§ **Required action**: Take the entries below and give them back exactly. Leave out nothing.

****

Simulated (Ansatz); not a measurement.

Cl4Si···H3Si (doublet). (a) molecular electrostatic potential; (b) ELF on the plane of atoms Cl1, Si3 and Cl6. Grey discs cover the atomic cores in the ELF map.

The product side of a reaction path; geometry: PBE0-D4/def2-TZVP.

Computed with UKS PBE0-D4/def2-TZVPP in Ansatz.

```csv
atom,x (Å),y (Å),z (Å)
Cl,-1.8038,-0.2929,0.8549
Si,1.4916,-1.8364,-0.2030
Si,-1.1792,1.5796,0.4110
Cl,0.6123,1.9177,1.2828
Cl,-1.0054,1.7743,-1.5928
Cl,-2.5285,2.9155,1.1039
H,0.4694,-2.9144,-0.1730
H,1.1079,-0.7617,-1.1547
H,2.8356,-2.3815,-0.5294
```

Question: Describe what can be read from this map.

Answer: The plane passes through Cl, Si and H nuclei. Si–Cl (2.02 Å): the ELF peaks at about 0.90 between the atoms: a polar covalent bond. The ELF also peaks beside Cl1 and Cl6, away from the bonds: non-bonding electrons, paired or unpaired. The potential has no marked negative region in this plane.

****

§ **Your response**:
Simulated (Ansatz); not a measurement.

Cl4Si···H3Si (doublet). (a) molecular electrostatic potential; (b) ELF on the plane of atoms Cl1, Si3 and Cl6. Grey discs cover the atomic cores in the ELF map.

The product side of a reaction path; geometry: PBE0-D4/def2-TZVP.

Computed with UKS PBE0-D4/def2-TZVPP in Ansatz.

```csv
atom,x (Å),y (Å),z (Å)
Cl,-1.8038,-0.2929,0.8549
Si,1.4916,-1.8364,-0.2030
Si,-1.1792,1.5796,0.4110
Cl,0.6123,1.9177,1.2828
Cl,-1.0054,1.7743,-1.5928
Cl,-2.5285,2.9155,1.1039
H,0.4694,-2.9144,-0.1730
H,1.1079,-0.7617,-1.1547
H,2.8356,-2.3815,-0.5294
```

Question: Describe what can be read from this map.

Answer: The plane passes through Cl, Si and H nuclei. Si–Cl (2.02 Å): the ELF peaks at about 0.90 between the atoms: a polar covalent bond. The ELF also peaks beside Cl1 and Cl6, away from the bonds: non-bonding electrons, paired or unpaired. The potential has no marked negative region in this plane.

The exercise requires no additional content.